Start of Block
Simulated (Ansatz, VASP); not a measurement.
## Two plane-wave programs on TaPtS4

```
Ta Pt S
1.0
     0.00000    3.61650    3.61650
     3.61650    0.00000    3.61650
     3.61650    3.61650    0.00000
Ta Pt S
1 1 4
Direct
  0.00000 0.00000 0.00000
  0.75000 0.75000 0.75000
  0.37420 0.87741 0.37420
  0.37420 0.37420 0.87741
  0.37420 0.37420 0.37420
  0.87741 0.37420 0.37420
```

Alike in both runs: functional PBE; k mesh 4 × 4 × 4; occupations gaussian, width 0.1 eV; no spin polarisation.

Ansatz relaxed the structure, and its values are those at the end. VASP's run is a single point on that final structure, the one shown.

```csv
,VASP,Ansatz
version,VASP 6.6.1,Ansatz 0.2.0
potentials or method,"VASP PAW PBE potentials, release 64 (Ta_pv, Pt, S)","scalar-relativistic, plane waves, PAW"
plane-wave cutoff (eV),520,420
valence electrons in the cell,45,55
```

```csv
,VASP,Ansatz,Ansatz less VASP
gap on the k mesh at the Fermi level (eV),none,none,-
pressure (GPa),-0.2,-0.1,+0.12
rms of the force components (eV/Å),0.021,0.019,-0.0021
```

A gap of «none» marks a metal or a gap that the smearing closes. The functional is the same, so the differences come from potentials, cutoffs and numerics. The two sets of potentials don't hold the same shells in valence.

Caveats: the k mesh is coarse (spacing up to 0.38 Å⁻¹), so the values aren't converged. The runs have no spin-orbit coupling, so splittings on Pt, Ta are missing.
End of Block

All that belongs in your answer is the stretch of entries above from the line with "## Two plane-wave programs on TaPtS4" through the line with "shells in valence.", printed exactly.

• _ANSWER SECTION_
## Two plane-wave programs on TaPtS4

```
Ta Pt S
1.0
     0.00000    3.61650    3.61650
     3.61650    0.00000    3.61650
     3.61650    3.61650    0.00000
Ta Pt S
1 1 4
Direct
  0.00000 0.00000 0.00000
  0.75000 0.75000 0.75000
  0.37420 0.87741 0.37420
  0.37420 0.37420 0.87741
  0.37420 0.37420 0.37420
  0.87741 0.37420 0.37420
```

Alike in both runs: functional PBE; k mesh 4 × 4 × 4; occupations gaussian, width 0.1 eV; no spin polarisation.

Ansatz relaxed the structure, and its values are those at the end. VASP's run is a single point on that final structure, the one shown.

```csv
,VASP,Ansatz
version,VASP 6.6.1,Ansatz 0.2.0
potentials or method,"VASP PAW PBE potentials, release 64 (Ta_pv, Pt, S)","scalar-relativistic, plane waves, PAW"
plane-wave cutoff (eV),520,420
valence electrons in the cell,45,55
```

```csv
,VASP,Ansatz,Ansatz less VASP
gap on the k mesh at the Fermi level (eV),none,none,-
pressure (GPa),-0.2,-0.1,+0.12
rms of the force components (eV/Å),0.021,0.019,-0.0021
```

A gap of «none» marks a metal or a gap that the smearing closes. The functional is the same, so the differences come from potentials, cutoffs and numerics. The two sets of potentials don't hold the same shells in valence.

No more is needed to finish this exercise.